=== INFORMATION GIVEN ===
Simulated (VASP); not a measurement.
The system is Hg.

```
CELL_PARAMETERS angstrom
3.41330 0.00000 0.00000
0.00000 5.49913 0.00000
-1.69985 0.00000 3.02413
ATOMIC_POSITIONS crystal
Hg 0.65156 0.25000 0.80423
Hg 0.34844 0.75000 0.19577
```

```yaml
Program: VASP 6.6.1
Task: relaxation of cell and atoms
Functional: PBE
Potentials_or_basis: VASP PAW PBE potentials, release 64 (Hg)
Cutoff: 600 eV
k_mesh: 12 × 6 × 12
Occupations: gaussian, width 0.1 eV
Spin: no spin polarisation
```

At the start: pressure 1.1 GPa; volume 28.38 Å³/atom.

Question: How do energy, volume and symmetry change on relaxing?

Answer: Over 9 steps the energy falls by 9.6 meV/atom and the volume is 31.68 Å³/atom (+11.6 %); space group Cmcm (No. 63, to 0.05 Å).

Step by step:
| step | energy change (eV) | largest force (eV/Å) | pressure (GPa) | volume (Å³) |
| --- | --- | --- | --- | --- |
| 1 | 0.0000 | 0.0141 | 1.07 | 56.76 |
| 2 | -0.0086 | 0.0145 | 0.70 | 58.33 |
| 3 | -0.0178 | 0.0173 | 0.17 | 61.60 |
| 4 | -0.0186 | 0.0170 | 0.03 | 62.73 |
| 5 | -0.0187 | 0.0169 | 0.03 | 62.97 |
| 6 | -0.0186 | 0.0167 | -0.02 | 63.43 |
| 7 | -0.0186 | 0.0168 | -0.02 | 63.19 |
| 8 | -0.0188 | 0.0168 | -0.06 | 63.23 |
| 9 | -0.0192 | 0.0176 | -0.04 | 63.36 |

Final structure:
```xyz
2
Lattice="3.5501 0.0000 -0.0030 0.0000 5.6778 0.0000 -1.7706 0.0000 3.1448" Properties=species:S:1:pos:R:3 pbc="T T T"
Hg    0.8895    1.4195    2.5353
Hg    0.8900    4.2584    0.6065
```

=== ASSIGNED TASK ===
A verbatim transcription is needed of the lines above, starting at the line with "0.70 | 58.33 |" and ending at the line with "-0.06 | 63.23 |", both included, and of nothing else.

=== RESPONSE ===
| 2 | -0.0086 | 0.0145 | 0.70 | 58.33 |
| 3 | -0.0178 | 0.0173 | 0.17 | 61.60 |
| 4 | -0.0186 | 0.0170 | 0.03 | 62.73 |
| 5 | -0.0187 | 0.0169 | 0.03 | 62.97 |
| 6 | -0.0186 | 0.0167 | -0.02 | 63.43 |
| 7 | -0.0186 | 0.0168 | -0.02 | 63.19 |
| 8 | -0.0188 | 0.0168 | -0.06 | 63.23 |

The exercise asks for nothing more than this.